### WORK REQUEST
Produce an exact copy of all records below.

### EXTRACTED MATERIAL
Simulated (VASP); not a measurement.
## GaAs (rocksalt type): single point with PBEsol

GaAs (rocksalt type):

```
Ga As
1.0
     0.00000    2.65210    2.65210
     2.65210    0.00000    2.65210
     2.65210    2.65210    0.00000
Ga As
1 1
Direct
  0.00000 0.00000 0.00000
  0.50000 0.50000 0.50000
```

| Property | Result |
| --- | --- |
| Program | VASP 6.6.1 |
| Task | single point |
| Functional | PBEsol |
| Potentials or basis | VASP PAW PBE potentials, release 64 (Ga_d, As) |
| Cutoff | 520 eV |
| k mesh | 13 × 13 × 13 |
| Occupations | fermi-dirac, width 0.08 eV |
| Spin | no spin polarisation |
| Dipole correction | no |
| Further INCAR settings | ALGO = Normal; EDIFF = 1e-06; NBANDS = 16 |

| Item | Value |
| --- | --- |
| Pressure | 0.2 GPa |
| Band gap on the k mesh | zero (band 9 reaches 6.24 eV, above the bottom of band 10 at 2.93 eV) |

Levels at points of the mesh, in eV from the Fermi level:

### YOUR SOLUTION
Simulated (VASP); not a measurement.
## GaAs (rocksalt type): single point with PBEsol

GaAs (rocksalt type):

```
Ga As
1.0
     0.00000    2.65210    2.65210
     2.65210    0.00000    2.65210
     2.65210    2.65210    0.00000
Ga As
1 1
Direct
  0.00000 0.00000 0.00000
  0.50000 0.50000 0.50000
```

| Property | Result |
| --- | --- |
| Program | VASP 6.6.1 |
| Task | single point |
| Functional | PBEsol |
| Potentials or basis | VASP PAW PBE potentials, release 64 (Ga_d, As) |
| Cutoff | 520 eV |
| k mesh | 13 × 13 × 13 |
| Occupations | fermi-dirac, width 0.08 eV |
| Spin | no spin polarisation |
| Dipole correction | no |
| Further INCAR settings | ALGO = Normal; EDIFF = 1e-06; NBANDS = 16 |

| Item | Value |
| --- | --- |
| Pressure | 0.2 GPa |
| Band gap on the k mesh | zero (band 9 reaches 6.24 eV, above the bottom of band 10 at 2.93 eV) |

Levels at points of the mesh, in eV from the Fermi level:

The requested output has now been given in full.